▶ [RECORD EXTRACTS]
------------------------------------------------

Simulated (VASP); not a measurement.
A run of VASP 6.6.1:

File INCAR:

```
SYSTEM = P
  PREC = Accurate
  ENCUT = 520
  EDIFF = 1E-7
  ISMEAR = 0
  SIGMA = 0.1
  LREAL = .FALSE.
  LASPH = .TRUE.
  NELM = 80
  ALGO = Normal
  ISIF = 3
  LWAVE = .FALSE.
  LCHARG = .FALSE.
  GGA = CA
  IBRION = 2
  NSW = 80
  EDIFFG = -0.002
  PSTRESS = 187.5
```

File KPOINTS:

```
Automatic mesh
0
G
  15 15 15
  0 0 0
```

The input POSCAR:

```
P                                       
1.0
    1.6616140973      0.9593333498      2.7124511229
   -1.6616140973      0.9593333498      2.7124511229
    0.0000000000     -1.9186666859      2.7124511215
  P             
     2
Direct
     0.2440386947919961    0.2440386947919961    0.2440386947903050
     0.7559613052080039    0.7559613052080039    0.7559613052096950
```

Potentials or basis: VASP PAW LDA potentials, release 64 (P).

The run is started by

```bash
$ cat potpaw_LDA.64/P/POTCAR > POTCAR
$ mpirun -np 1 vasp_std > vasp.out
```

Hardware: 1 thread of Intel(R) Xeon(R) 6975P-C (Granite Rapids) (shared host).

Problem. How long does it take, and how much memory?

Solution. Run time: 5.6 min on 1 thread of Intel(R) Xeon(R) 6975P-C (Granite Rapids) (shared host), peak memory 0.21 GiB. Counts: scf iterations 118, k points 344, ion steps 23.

------------------------------------------------

▶ [WORK REQUEST] Each record must be returned in full and exactly.

▶ [WRITTEN ANSWER]
Simulated (VASP); not a measurement.
A run of VASP 6.6.1:

File INCAR:

```
SYSTEM = P
  PREC = Accurate
  ENCUT = 520
  EDIFF = 1E-7
  ISMEAR = 0
  SIGMA = 0.1
  LREAL = .FALSE.
  LASPH = .TRUE.
  NELM = 80
  ALGO = Normal
  ISIF = 3
  LWAVE = .FALSE.
  LCHARG = .FALSE.
  GGA = CA
  IBRION = 2
  NSW = 80
  EDIFFG = -0.002
  PSTRESS = 187.5
```

File KPOINTS:

```
Automatic mesh
0
G
  15 15 15
  0 0 0
```

The input POSCAR:

```
P                                       
1.0
    1.6616140973      0.9593333498      2.7124511229
   -1.6616140973      0.9593333498      2.7124511229
    0.0000000000     -1.9186666859      2.7124511215
  P             
     2
Direct
     0.2440386947919961    0.2440386947919961    0.2440386947903050
     0.7559613052080039    0.7559613052080039    0.7559613052096950
```

Potentials or basis: VASP PAW LDA potentials, release 64 (P).

The run is started by

```bash
$ cat potpaw_LDA.64/P/POTCAR > POTCAR
$ mpirun -np 1 vasp_std > vasp.out
```

Hardware: 1 thread of Intel(R) Xeon(R) 6975P-C (Granite Rapids) (shared host).

Problem. How long does it take, and how much memory?

Solution. Run time: 5.6 min on 1 thread of Intel(R) Xeon(R) 6975P-C (Granite Rapids) (shared host), peak memory 0.21 GiB. Counts: scf iterations 118, k points 344, ion steps 23.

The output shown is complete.